■ ■ ■ ■ ■ ■ ■
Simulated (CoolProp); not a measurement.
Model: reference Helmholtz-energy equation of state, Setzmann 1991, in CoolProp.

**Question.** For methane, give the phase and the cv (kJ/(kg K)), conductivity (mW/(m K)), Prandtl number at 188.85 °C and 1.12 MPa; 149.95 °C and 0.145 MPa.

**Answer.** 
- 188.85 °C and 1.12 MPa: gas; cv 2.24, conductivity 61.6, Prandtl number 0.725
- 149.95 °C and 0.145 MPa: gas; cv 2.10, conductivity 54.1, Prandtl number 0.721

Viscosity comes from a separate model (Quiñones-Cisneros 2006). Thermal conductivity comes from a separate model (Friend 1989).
■ ■ ■ ■ ■ ■ ■

Exercise: The response must consist of the lines above, from the first one through the line containing "- 149.95 °C", reproduced exactly.

Exercise solution:
Simulated (CoolProp); not a measurement.
Model: reference Helmholtz-energy equation of state, Setzmann 1991, in CoolProp.

**Question.** For methane, give the phase and the cv (kJ/(kg K)), conductivity (mW/(m K)), Prandtl number at 188.85 °C and 1.12 MPa; 149.95 °C and 0.145 MPa.

**Answer.** 
- 188.85 °C and 1.12 MPa: gas; cv 2.24, conductivity 61.6, Prandtl number 0.725
- 149.95 °C and 0.145 MPa: gas; cv 2.10, conductivity 54.1, Prandtl number 0.721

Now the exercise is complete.